▶ _TASK ITEM_
Repeat each line of the records below exactly.

▶ _SUPPLIED MATERIAL_
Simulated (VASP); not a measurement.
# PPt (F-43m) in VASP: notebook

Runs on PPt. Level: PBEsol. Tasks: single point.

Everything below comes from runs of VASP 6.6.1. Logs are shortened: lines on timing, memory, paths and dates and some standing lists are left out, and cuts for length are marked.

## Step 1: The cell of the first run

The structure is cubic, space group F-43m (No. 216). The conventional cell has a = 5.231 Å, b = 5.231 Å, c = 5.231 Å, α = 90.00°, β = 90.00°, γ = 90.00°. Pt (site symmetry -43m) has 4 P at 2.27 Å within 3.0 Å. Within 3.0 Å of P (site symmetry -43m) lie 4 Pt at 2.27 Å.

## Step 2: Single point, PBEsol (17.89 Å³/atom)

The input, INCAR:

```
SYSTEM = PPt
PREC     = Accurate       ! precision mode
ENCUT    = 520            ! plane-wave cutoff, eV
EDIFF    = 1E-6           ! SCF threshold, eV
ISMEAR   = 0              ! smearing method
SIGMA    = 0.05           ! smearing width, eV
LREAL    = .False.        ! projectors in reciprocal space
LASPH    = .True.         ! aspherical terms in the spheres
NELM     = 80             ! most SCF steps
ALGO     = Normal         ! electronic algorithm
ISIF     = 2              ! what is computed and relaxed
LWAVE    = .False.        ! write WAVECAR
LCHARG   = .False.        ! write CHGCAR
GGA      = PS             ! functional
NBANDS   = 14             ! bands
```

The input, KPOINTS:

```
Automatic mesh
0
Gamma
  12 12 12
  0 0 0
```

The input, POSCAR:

▶ _YOUR SOLUTION_
Simulated (VASP); not a measurement.
# PPt (F-43m) in VASP: notebook

Runs on PPt. Level: PBEsol. Tasks: single point.

Everything below comes from runs of VASP 6.6.1. Logs are shortened: lines on timing, memory, paths and dates and some standing lists are left out, and cuts for length are marked.

## Step 1: The cell of the first run

The structure is cubic, space group F-43m (No. 216). The conventional cell has a = 5.231 Å, b = 5.231 Å, c = 5.231 Å, α = 90.00°, β = 90.00°, γ = 90.00°. Pt (site symmetry -43m) has 4 P at 2.27 Å within 3.0 Å. Within 3.0 Å of P (site symmetry -43m) lie 4 Pt at 2.27 Å.

## Step 2: Single point, PBEsol (17.89 Å³/atom)

The input, INCAR:

```
SYSTEM = PPt
PREC     = Accurate       ! precision mode
ENCUT    = 520            ! plane-wave cutoff, eV
EDIFF    = 1E-6           ! SCF threshold, eV
ISMEAR   = 0              ! smearing method
SIGMA    = 0.05           ! smearing width, eV
LREAL    = .False.        ! projectors in reciprocal space
LASPH    = .True.         ! aspherical terms in the spheres
NELM     = 80             ! most SCF steps
ALGO     = Normal         ! electronic algorithm
ISIF     = 2              ! what is computed and relaxed
LWAVE    = .False.        ! write WAVECAR
LCHARG   = .False.        ! write CHGCAR
GGA      = PS             ! functional
NBANDS   = 14             ! bands
```

The input, KPOINTS:

```
Automatic mesh
0
Gamma
  12 12 12
  0 0 0
```

The input, POSCAR:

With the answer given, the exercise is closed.